::::::

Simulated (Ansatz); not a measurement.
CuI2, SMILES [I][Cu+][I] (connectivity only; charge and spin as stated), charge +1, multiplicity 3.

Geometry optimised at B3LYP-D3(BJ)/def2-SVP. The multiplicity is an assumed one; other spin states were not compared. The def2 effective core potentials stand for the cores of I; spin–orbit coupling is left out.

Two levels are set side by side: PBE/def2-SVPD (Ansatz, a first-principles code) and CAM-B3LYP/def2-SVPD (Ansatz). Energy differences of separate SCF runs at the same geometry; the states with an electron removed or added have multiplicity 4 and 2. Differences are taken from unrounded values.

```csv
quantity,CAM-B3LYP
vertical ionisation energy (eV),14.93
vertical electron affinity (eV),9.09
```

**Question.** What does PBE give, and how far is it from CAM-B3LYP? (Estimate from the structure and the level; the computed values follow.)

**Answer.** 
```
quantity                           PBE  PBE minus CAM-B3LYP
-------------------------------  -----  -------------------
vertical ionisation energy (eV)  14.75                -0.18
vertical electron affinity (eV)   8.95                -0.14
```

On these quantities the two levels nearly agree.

::::::

Set down the complete listing once more, exactly as it appears.

* _Task answer_:
Simulated (Ansatz); not a measurement.
CuI2, SMILES [I][Cu+][I] (connectivity only; charge and spin as stated), charge +1, multiplicity 3.

Geometry optimised at B3LYP-D3(BJ)/def2-SVP. The multiplicity is an assumed one; other spin states were not compared. The def2 effective core potentials stand for the cores of I; spin–orbit coupling is left out.

Two levels are set side by side: PBE/def2-SVPD (Ansatz, a first-principles code) and CAM-B3LYP/def2-SVPD (Ansatz). Energy differences of separate SCF runs at the same geometry; the states with an electron removed or added have multiplicity 4 and 2. Differences are taken from unrounded values.

```csv
quantity,CAM-B3LYP
vertical ionisation energy (eV),14.93
vertical electron affinity (eV),9.09
```

**Question.** What does PBE give, and how far is it from CAM-B3LYP? (Estimate from the structure and the level; the computed values follow.)

**Answer.** 
```
quantity                           PBE  PBE minus CAM-B3LYP
-------------------------------  -----  -------------------
vertical ionisation energy (eV)  14.75                -0.18
vertical electron affinity (eV)   8.95                -0.14
```

On these quantities the two levels nearly agree.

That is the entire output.